- DATA EXCERPTS:
★ ★ ★
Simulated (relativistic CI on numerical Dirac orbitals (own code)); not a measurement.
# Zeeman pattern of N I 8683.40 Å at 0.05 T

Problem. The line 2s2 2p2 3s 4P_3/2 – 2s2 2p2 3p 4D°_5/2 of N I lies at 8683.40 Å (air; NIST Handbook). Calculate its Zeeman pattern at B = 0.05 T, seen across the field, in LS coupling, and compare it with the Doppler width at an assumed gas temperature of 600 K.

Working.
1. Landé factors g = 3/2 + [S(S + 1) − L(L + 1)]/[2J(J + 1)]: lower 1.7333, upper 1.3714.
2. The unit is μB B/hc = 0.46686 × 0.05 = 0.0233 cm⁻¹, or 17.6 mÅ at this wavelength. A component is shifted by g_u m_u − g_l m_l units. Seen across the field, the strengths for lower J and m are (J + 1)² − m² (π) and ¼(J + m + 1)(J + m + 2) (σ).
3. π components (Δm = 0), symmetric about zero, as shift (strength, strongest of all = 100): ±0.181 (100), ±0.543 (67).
★ ★ ★

- ACTION ITEM:
For this exercise, repeat the data above exactly.

- TASK ANSWER:
Simulated (relativistic CI on numerical Dirac orbitals (own code)); not a measurement.
# Zeeman pattern of N I 8683.40 Å at 0.05 T

Problem. The line 2s2 2p2 3s 4P_3/2 – 2s2 2p2 3p 4D°_5/2 of N I lies at 8683.40 Å (air; NIST Handbook). Calculate its Zeeman pattern at B = 0.05 T, seen across the field, in LS coupling, and compare it with the Doppler width at an assumed gas temperature of 600 K.

Working.
1. Landé factors g = 3/2 + [S(S + 1) − L(L + 1)]/[2J(J + 1)]: lower 1.7333, upper 1.3714.
2. The unit is μB B/hc = 0.46686 × 0.05 = 0.0233 cm⁻¹, or 17.6 mÅ at this wavelength. A component is shifted by g_u m_u − g_l m_l units. Seen across the field, the strengths for lower J and m are (J + 1)² − m² (π) and ¼(J + m + 1)(J + m + 2) (σ).
3. π components (Δm = 0), symmetric about zero, as shift (strength, strongest of all = 100): ±0.181 (100), ±0.543 (67).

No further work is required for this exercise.